'''

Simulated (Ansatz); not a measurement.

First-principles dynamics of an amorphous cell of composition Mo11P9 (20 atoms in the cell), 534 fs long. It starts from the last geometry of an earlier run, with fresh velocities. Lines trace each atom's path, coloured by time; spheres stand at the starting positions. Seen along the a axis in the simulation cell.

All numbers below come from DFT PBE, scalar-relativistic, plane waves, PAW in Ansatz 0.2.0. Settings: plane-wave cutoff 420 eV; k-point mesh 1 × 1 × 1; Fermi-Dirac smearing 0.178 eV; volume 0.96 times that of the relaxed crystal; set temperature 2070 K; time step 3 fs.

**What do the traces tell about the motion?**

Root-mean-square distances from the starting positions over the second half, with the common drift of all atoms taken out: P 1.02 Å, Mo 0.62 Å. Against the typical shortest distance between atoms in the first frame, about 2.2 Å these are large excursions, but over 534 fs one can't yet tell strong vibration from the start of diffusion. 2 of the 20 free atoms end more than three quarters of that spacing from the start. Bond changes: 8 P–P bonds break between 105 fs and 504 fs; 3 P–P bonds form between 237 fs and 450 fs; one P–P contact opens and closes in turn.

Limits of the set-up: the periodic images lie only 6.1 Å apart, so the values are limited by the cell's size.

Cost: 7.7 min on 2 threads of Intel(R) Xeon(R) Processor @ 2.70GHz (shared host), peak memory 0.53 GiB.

'''

◆ EXERCISE: An exact copy of the data is needed, running from its first line through the line that holds "Limits of the", and nothing beyond that.

◆ EXERCISE OUTPUT:
Simulated (Ansatz); not a measurement.

First-principles dynamics of an amorphous cell of composition Mo11P9 (20 atoms in the cell), 534 fs long. It starts from the last geometry of an earlier run, with fresh velocities. Lines trace each atom's path, coloured by time; spheres stand at the starting positions. Seen along the a axis in the simulation cell.

All numbers below come from DFT PBE, scalar-relativistic, plane waves, PAW in Ansatz 0.2.0. Settings: plane-wave cutoff 420 eV; k-point mesh 1 × 1 × 1; Fermi-Dirac smearing 0.178 eV; volume 0.96 times that of the relaxed crystal; set temperature 2070 K; time step 3 fs.

**What do the traces tell about the motion?**

Root-mean-square distances from the starting positions over the second half, with the common drift of all atoms taken out: P 1.02 Å, Mo 0.62 Å. Against the typical shortest distance between atoms in the first frame, about 2.2 Å these are large excursions, but over 534 fs one can't yet tell strong vibration from the start of diffusion. 2 of the 20 free atoms end more than three quarters of that spacing from the start. Bond changes: 8 P–P bonds break between 105 fs and 504 fs; 3 P–P bonds form between 237 fs and 450 fs; one P–P contact opens and closes in turn.

Limits of the set-up: the periodic images lie only 6.1 Å apart, so the values are limited by the cell's size.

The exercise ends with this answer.